Provided records –
────────────────
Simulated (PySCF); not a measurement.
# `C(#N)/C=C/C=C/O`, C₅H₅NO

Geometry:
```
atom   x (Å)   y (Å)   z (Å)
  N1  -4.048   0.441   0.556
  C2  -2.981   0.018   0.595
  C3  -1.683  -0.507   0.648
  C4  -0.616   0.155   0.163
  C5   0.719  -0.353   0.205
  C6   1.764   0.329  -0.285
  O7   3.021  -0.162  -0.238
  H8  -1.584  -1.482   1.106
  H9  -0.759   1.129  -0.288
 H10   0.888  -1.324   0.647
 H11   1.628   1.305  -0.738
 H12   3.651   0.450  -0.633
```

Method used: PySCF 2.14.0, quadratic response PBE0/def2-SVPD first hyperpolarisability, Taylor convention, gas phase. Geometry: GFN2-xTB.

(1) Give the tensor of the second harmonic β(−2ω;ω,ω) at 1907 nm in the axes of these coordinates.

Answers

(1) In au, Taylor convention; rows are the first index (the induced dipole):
────────────────

Activity – Repeat all the records without altering a single word.

Task result –
Simulated (PySCF); not a measurement.
# `C(#N)/C=C/C=C/O`, C₅H₅NO

Geometry:
```
atom   x (Å)   y (Å)   z (Å)
  N1  -4.048   0.441   0.556
  C2  -2.981   0.018   0.595
  C3  -1.683  -0.507   0.648
  C4  -0.616   0.155   0.163
  C5   0.719  -0.353   0.205
  C6   1.764   0.329  -0.285
  O7   3.021  -0.162  -0.238
  H8  -1.584  -1.482   1.106
  H9  -0.759   1.129  -0.288
 H10   0.888  -1.324   0.647
 H11   1.628   1.305  -0.738
 H12   3.651   0.450  -0.633
```

Method used: PySCF 2.14.0, quadratic response PBE0/def2-SVPD first hyperpolarisability, Taylor convention, gas phase. Geometry: GFN2-xTB.

(1) Give the tensor of the second harmonic β(−2ω;ω,ω) at 1907 nm in the axes of these coordinates.

Answers

(1) In au, Taylor convention; rows are the first index (the induced dipole):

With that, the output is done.